#### Action item
Output the lines below exactly, please, from the first line until the line with "Space group P6_3/mmc", counting both.

#### Record extracts
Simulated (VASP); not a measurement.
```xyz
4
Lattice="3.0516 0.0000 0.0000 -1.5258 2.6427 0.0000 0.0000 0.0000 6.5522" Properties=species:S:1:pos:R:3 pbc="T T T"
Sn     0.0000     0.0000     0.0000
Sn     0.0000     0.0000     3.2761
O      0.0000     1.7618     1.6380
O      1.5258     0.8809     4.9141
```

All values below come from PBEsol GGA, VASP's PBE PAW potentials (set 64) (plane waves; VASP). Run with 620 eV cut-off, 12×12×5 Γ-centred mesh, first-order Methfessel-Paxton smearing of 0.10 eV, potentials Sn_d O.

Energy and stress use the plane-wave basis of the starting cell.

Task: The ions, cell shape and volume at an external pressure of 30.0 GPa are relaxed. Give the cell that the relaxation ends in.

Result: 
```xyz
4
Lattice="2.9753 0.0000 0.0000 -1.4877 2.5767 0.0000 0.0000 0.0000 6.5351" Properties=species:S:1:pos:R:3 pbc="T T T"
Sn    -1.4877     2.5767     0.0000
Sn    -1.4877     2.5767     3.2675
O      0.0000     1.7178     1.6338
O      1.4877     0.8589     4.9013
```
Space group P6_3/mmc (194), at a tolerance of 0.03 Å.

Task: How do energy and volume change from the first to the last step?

#### Written response
Simulated (VASP); not a measurement.
```xyz
4
Lattice="3.0516 0.0000 0.0000 -1.5258 2.6427 0.0000 0.0000 0.0000 6.5522" Properties=species:S:1:pos:R:3 pbc="T T T"
Sn     0.0000     0.0000     0.0000
Sn     0.0000     0.0000     3.2761
O      0.0000     1.7618     1.6380
O      1.5258     0.8809     4.9141
```

All values below come from PBEsol GGA, VASP's PBE PAW potentials (set 64) (plane waves; VASP). Run with 620 eV cut-off, 12×12×5 Γ-centred mesh, first-order Methfessel-Paxton smearing of 0.10 eV, potentials Sn_d O.

Energy and stress use the plane-wave basis of the starting cell.

Task: The ions, cell shape and volume at an external pressure of 30.0 GPa are relaxed. Give the cell that the relaxation ends in.

Result: 
```xyz
4
Lattice="2.9753 0.0000 0.0000 -1.4877 2.5767 0.0000 0.0000 0.0000 6.5351" Properties=species:S:1:pos:R:3 pbc="T T T"
Sn    -1.4877     2.5767     0.0000
Sn    -1.4877     2.5767     3.2675
O      0.0000     1.7178     1.6338
O      1.4877     0.8589     4.9013
```
Space group P6_3/mmc (194), at a tolerance of 0.03 Å.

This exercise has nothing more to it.